WORK TASK.
Could you write out the listing below again, exactly?

━━ INFORMATION PROVIDED ━━

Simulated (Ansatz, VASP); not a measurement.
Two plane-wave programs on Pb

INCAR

━━━

WORKED SOLUTION.
Simulated (Ansatz, VASP); not a measurement.
Two plane-wave programs on Pb

INCAR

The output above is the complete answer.